(SUPPLIED INFORMATION begins)
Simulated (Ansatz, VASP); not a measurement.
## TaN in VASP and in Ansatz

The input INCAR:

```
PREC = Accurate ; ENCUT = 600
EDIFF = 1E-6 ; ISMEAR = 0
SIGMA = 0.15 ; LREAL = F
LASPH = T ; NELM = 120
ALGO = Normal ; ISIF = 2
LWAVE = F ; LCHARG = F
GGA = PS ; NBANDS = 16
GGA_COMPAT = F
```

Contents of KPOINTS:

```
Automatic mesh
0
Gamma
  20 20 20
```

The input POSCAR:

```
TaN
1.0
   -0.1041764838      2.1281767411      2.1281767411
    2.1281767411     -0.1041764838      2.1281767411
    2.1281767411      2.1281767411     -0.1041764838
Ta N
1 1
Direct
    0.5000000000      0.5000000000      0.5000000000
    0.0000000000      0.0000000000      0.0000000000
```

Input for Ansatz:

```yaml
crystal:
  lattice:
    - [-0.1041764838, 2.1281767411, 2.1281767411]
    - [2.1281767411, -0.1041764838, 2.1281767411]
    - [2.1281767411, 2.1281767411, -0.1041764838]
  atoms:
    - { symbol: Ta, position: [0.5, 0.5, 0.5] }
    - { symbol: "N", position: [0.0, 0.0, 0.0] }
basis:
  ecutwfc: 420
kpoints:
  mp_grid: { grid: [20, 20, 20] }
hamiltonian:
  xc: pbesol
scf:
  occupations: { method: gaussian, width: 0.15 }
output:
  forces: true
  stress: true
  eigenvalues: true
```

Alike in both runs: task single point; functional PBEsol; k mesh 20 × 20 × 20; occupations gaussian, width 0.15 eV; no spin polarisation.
(SUPPLIED INFORMATION ends)

◆ BRIEF ◆
Each line above must be returned exactly as written.

◆ TASK OUTPUT ◆
Simulated (Ansatz, VASP); not a measurement.
## TaN in VASP and in Ansatz

The input INCAR:

```
PREC = Accurate ; ENCUT = 600
EDIFF = 1E-6 ; ISMEAR = 0
SIGMA = 0.15 ; LREAL = F
LASPH = T ; NELM = 120
ALGO = Normal ; ISIF = 2
LWAVE = F ; LCHARG = F
GGA = PS ; NBANDS = 16
GGA_COMPAT = F
```

Contents of KPOINTS:

```
Automatic mesh
0
Gamma
  20 20 20
```

The input POSCAR:

```
TaN
1.0
   -0.1041764838      2.1281767411      2.1281767411
    2.1281767411     -0.1041764838      2.1281767411
    2.1281767411      2.1281767411     -0.1041764838
Ta N
1 1
Direct
    0.5000000000      0.5000000000      0.5000000000
    0.0000000000      0.0000000000      0.0000000000
```

Input for Ansatz:

```yaml
crystal:
  lattice:
    - [-0.1041764838, 2.1281767411, 2.1281767411]
    - [2.1281767411, -0.1041764838, 2.1281767411]
    - [2.1281767411, 2.1281767411, -0.1041764838]
  atoms:
    - { symbol: Ta, position: [0.5, 0.5, 0.5] }
    - { symbol: "N", position: [0.0, 0.0, 0.0] }
basis:
  ecutwfc: 420
kpoints:
  mp_grid: { grid: [20, 20, 20] }
hamiltonian:
  xc: pbesol
scf:
  occupations: { method: gaussian, width: 0.15 }
output:
  forces: true
  stress: true
  eigenvalues: true
```

Alike in both runs: task single point; functional PBEsol; k mesh 20 × 20 × 20; occupations gaussian, width 0.15 eV; no spin polarisation.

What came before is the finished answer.